= Work order =
Up to and including the line with "The two programs", restate the records below word for word, beginning with their first line.

= Dataset entries =
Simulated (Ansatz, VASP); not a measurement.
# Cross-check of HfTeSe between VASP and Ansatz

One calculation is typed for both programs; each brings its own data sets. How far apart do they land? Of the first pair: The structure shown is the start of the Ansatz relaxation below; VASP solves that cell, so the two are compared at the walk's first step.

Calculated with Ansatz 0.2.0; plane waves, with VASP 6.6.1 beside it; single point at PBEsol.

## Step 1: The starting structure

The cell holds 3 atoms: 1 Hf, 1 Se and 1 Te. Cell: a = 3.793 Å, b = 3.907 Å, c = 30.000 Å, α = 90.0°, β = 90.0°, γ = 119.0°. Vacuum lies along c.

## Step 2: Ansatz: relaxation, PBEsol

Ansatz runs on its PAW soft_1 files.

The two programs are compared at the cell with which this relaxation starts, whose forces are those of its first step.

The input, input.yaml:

= Reply =
Simulated (Ansatz, VASP); not a measurement.
# Cross-check of HfTeSe between VASP and Ansatz

One calculation is typed for both programs; each brings its own data sets. How far apart do they land? Of the first pair: The structure shown is the start of the Ansatz relaxation below; VASP solves that cell, so the two are compared at the walk's first step.

Calculated with Ansatz 0.2.0; plane waves, with VASP 6.6.1 beside it; single point at PBEsol.

## Step 1: The starting structure

The cell holds 3 atoms: 1 Hf, 1 Se and 1 Te. Cell: a = 3.793 Å, b = 3.907 Å, c = 30.000 Å, α = 90.0°, β = 90.0°, γ = 119.0°. Vacuum lies along c.

## Step 2: Ansatz: relaxation, PBEsol

Ansatz runs on its PAW soft_1 files.

The two programs are compared at the cell with which this relaxation starts, whose forces are those of its first step.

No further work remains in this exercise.